# Task item:
The entries must be retyped exactly, down to the last line.

# Material provided:
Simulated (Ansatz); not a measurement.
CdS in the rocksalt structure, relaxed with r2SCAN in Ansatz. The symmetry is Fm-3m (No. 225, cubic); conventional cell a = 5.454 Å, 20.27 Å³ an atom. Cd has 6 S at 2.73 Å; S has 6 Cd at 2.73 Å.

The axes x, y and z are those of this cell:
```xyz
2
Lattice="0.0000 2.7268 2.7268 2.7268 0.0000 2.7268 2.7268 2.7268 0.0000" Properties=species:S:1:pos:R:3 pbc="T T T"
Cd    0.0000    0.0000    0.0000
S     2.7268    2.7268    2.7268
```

# Exercise response:
Simulated (Ansatz); not a measurement.
CdS in the rocksalt structure, relaxed with r2SCAN in Ansatz. The symmetry is Fm-3m (No. 225, cubic); conventional cell a = 5.454 Å, 20.27 Å³ an atom. Cd has 6 S at 2.73 Å; S has 6 Cd at 2.73 Å.

The axes x, y and z are those of this cell:
```xyz
2
Lattice="0.0000 2.7268 2.7268 2.7268 0.0000 2.7268 2.7268 2.7268 0.0000" Properties=species:S:1:pos:R:3 pbc="T T T"
Cd    0.0000    0.0000    0.0000
S     2.7268    2.7268    2.7268
```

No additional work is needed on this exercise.